▸ **ACTIVITY**
Copy the lines below verbatim. Begin with the first and end with the line containing "Relaxation of a".

▸ **SUPPLIED ENTRIES**
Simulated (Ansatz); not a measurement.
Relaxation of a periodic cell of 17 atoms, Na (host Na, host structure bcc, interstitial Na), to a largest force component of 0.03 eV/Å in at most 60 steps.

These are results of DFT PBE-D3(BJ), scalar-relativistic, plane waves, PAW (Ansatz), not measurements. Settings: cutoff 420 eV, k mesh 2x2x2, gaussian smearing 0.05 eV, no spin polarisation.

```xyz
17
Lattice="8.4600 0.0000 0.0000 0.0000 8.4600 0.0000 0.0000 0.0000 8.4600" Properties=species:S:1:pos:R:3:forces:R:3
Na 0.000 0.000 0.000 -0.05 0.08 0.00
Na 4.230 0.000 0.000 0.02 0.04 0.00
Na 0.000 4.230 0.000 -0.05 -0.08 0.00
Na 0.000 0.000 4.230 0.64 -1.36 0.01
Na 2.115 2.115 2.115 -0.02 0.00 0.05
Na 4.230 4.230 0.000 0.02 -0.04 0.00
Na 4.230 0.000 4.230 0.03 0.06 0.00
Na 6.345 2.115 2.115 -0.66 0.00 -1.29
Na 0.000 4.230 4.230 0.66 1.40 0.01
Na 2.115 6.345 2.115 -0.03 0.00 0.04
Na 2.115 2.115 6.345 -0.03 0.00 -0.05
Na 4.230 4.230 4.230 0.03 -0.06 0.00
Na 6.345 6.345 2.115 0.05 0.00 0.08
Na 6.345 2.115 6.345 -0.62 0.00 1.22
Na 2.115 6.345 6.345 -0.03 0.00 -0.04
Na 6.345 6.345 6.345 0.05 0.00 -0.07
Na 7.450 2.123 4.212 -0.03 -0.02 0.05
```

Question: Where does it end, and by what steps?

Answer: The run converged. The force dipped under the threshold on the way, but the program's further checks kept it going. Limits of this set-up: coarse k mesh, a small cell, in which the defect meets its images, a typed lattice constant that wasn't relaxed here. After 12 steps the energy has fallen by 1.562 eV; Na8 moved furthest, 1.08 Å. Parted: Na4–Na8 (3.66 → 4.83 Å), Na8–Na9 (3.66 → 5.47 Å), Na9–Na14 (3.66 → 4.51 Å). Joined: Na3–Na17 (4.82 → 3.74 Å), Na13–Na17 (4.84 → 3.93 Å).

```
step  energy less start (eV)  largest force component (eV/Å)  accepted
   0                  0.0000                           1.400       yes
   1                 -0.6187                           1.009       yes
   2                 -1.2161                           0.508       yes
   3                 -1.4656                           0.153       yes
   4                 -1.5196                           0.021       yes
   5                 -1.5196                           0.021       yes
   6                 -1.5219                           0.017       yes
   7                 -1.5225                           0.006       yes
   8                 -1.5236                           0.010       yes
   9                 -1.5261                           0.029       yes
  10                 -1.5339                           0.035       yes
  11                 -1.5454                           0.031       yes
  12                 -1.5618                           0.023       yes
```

▸ **WORKED SOLUTION**
Simulated (Ansatz); not a measurement.
Relaxation of a periodic cell of 17 atoms, Na (host Na, host structure bcc, interstitial Na), to a largest force component of 0.03 eV/Å in at most 60 steps.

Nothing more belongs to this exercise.